* EXCERPTED RECORDS *

+ + + + + + +

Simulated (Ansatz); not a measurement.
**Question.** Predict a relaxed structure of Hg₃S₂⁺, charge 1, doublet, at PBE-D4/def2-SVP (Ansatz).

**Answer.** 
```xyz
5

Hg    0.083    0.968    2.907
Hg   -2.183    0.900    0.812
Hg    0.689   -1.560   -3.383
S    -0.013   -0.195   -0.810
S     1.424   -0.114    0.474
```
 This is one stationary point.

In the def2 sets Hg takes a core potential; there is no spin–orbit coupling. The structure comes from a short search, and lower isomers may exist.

+ + + + + + +

* WORK ORDER *
Type out every record above once more, exactly.

* EXPECTED ANSWER *
Simulated (Ansatz); not a measurement.
**Question.** Predict a relaxed structure of Hg₃S₂⁺, charge 1, doublet, at PBE-D4/def2-SVP (Ansatz).

**Answer.** 
```xyz
5

Hg    0.083    0.968    2.907
Hg   -2.183    0.900    0.812
Hg    0.689   -1.560   -3.383
S    -0.013   -0.195   -0.810
S     1.424   -0.114    0.474
```
 This is one stationary point.

In the def2 sets Hg takes a core potential; there is no spin–orbit coupling. The structure comes from a short search, and lower isomers may exist.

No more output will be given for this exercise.